§ EXTRACTED RECORDS:
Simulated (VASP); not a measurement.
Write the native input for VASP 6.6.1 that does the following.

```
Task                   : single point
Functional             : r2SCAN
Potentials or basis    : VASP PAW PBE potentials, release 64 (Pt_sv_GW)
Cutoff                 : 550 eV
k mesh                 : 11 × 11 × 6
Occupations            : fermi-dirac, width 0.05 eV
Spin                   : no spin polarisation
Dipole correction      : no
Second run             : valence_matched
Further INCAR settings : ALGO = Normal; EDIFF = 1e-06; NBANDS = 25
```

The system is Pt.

§ REQUIREMENT: Return each line of the data exactly as it was given.

§ RESULT:
Simulated (VASP); not a measurement.
Write the native input for VASP 6.6.1 that does the following.

```
Task                   : single point
Functional             : r2SCAN
Potentials or basis    : VASP PAW PBE potentials, release 64 (Pt_sv_GW)
Cutoff                 : 550 eV
k mesh                 : 11 × 11 × 6
Occupations            : fermi-dirac, width 0.05 eV
Spin                   : no spin polarisation
Dipole correction      : no
Second run             : valence_matched
Further INCAR settings : ALGO = Normal; EDIFF = 1e-06; NBANDS = 25
```

The system is Pt.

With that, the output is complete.